WORK INSTRUCTION
Only one portion of the data is to be written out: from the line bearing "Find: f2; dds, ddp." through the line bearing "Method. Half differences". Write it exactly as it appears.

□ □ □ □ □ □ □

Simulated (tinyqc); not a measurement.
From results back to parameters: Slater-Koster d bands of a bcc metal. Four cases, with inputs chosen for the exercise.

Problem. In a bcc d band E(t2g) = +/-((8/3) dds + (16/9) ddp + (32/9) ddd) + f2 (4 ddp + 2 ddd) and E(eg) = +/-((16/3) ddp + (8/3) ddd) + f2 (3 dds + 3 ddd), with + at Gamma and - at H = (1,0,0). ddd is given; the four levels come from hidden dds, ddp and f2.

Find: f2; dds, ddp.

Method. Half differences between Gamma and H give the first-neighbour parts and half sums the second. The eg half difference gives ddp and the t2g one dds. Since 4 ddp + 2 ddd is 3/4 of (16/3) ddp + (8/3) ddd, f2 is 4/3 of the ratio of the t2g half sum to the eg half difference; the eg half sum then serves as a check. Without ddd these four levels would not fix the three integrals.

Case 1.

□ □ □ □ □ □ □

WRITTEN RESPONSE
Find: f2; dds, ddp.

Method. Half differences between Gamma and H give the first-neighbour parts and half sums the second. The eg half difference gives ddp and the t2g one dds. Since 4 ddp + 2 ddd is 3/4 of (16/3) ddp + (8/3) ddd, f2 is 4/3 of the ratio of the t2g half sum to the eg half difference; the eg half sum then serves as a check. Without ddd these four levels would not fix the three integrals.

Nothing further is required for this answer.